────────────────

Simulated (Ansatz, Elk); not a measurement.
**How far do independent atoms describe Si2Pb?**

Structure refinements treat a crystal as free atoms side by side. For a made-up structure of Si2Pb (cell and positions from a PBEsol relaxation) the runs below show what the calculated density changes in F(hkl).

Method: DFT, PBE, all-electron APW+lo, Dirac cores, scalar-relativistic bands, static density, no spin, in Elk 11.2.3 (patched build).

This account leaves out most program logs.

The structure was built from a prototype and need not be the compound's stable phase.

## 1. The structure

────────────────

◆ **ACTION ITEM**
Could you quote the material above in full, exactly as it stands?

◆ **RESPONSE AREA**
Simulated (Ansatz, Elk); not a measurement.
**How far do independent atoms describe Si2Pb?**

Structure refinements treat a crystal as free atoms side by side. For a made-up structure of Si2Pb (cell and positions from a PBEsol relaxation) the runs below show what the calculated density changes in F(hkl).

Method: DFT, PBE, all-electron APW+lo, Dirac cores, scalar-relativistic bands, static density, no spin, in Elk 11.2.3 (patched build).

This account leaves out most program logs.

The structure was built from a prototype and need not be the compound's stable phase.

## 1. The structure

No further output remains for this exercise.